☆ ☆ ☆ ☆ ☆

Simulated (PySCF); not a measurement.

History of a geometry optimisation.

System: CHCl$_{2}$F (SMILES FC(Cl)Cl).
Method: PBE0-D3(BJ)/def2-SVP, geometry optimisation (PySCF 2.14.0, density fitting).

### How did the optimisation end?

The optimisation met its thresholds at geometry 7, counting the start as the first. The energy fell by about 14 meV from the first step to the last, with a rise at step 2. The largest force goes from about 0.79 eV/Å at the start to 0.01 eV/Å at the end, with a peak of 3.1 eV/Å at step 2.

☆ ☆ ☆ ☆ ☆

For each record above, write it out again exactly.

Simulated (PySCF); not a measurement.

History of a geometry optimisation.

System: CHCl$_{2}$F (SMILES FC(Cl)Cl).
Method: PBE0-D3(BJ)/def2-SVP, geometry optimisation (PySCF 2.14.0, density fitting).

### How did the optimisation end?

The optimisation met its thresholds at geometry 7, counting the start as the first. The energy fell by about 14 meV from the first step to the last, with a rise at step 2. The largest force goes from about 0.79 eV/Å at the start to 0.01 eV/Å at the end, with a peak of 3.1 eV/Å at step 2.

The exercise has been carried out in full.